(Beginning of Material supplied)

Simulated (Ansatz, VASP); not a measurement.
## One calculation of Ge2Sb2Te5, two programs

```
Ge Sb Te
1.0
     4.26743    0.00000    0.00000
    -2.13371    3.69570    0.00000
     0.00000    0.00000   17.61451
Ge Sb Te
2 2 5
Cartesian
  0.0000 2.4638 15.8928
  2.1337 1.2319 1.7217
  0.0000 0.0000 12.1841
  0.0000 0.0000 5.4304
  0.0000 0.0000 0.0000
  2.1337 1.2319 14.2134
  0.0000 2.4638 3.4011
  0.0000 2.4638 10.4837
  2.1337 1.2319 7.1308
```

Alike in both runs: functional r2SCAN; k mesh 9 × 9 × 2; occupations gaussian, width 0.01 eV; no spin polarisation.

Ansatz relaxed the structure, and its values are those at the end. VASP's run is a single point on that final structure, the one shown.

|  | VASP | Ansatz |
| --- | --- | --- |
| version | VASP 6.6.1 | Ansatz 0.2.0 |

(End of Material supplied)

Copy out the entire material verbatim.

— Written solution —
Simulated (Ansatz, VASP); not a measurement.
## One calculation of Ge2Sb2Te5, two programs

```
Ge Sb Te
1.0
     4.26743    0.00000    0.00000
    -2.13371    3.69570    0.00000
     0.00000    0.00000   17.61451
Ge Sb Te
2 2 5
Cartesian
  0.0000 2.4638 15.8928
  2.1337 1.2319 1.7217
  0.0000 0.0000 12.1841
  0.0000 0.0000 5.4304
  0.0000 0.0000 0.0000
  2.1337 1.2319 14.2134
  0.0000 2.4638 3.4011
  0.0000 2.4638 10.4837
  2.1337 1.2319 7.1308
```

Alike in both runs: functional r2SCAN; k mesh 9 × 9 × 2; occupations gaussian, width 0.01 eV; no spin polarisation.

Ansatz relaxed the structure, and its values are those at the end. VASP's run is a single point on that final structure, the one shown.

|  | VASP | Ansatz |
| --- | --- | --- |
| version | VASP 6.6.1 | Ansatz 0.2.0 |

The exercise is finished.